Output, without any change, the listing below from its opening line up to and including the line with "Ansatz, plane waves".

_Entries provided_
--------

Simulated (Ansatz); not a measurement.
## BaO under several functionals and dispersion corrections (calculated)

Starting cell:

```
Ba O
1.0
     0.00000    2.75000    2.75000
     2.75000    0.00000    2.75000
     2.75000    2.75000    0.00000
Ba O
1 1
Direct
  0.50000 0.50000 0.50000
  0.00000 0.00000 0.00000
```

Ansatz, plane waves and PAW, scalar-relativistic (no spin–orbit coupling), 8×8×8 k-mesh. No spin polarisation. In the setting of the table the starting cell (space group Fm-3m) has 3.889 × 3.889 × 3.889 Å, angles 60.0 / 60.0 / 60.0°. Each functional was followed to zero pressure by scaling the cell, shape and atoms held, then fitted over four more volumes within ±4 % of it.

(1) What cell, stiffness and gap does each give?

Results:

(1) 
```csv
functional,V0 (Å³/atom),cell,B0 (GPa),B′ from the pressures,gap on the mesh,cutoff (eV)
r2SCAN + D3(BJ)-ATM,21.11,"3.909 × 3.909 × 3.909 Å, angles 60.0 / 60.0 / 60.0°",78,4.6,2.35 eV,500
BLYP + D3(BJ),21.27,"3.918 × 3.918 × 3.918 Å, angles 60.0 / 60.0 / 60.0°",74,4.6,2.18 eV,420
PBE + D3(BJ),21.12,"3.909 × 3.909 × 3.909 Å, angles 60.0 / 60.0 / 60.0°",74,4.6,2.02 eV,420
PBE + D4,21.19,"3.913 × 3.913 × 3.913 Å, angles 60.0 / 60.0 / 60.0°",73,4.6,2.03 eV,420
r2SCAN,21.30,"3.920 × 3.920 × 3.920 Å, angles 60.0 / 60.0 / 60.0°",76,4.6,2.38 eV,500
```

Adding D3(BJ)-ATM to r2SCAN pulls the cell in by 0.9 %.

--------

_Reply_
Simulated (Ansatz); not a measurement.
## BaO under several functionals and dispersion corrections (calculated)

Starting cell:

```
Ba O
1.0
     0.00000    2.75000    2.75000
     2.75000    0.00000    2.75000
     2.75000    2.75000    0.00000
Ba O
1 1
Direct
  0.50000 0.50000 0.50000
  0.00000 0.00000 0.00000
```

Ansatz, plane waves and PAW, scalar-relativistic (no spin–orbit coupling), 8×8×8 k-mesh. No spin polarisation. In the setting of the table the starting cell (space group Fm-3m) has 3.889 × 3.889 × 3.889 Å, angles 60.0 / 60.0 / 60.0°. Each functional was followed to zero pressure by scaling the cell, shape and atoms held, then fitted over four more volumes within ±4 % of it.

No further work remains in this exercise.